Work task — Return the entries in their entirety, precisely as given.

[[ Supplied material, beginning ]]
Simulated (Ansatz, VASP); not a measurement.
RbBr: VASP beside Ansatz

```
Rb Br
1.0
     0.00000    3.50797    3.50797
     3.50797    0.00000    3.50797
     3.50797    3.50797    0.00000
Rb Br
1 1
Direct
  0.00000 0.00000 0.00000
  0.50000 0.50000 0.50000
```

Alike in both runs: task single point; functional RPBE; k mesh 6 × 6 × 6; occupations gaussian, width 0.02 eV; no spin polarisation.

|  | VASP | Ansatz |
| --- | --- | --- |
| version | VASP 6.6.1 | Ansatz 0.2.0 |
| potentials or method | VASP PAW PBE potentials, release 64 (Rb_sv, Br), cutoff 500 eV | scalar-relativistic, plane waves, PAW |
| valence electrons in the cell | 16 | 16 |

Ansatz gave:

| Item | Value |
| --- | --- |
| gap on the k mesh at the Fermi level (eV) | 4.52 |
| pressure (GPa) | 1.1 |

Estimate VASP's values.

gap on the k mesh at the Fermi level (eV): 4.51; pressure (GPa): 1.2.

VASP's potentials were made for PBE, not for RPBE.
[[ Supplied material, end ]]

Response box —
Simulated (Ansatz, VASP); not a measurement.
RbBr: VASP beside Ansatz

```
Rb Br
1.0
     0.00000    3.50797    3.50797
     3.50797    0.00000    3.50797
     3.50797    3.50797    0.00000
Rb Br
1 1
Direct
  0.00000 0.00000 0.00000
  0.50000 0.50000 0.50000
```

Alike in both runs: task single point; functional RPBE; k mesh 6 × 6 × 6; occupations gaussian, width 0.02 eV; no spin polarisation.

|  | VASP | Ansatz |
| --- | --- | --- |
| version | VASP 6.6.1 | Ansatz 0.2.0 |
| potentials or method | VASP PAW PBE potentials, release 64 (Rb_sv, Br), cutoff 500 eV | scalar-relativistic, plane waves, PAW |
| valence electrons in the cell | 16 | 16 |

Ansatz gave:

| Item | Value |
| --- | --- |
| gap on the k mesh at the Fermi level (eV) | 4.52 |
| pressure (GPa) | 1.1 |

Estimate VASP's values.

gap on the k mesh at the Fermi level (eV): 4.51; pressure (GPa): 1.2.

VASP's potentials were made for PBE, not for RPBE.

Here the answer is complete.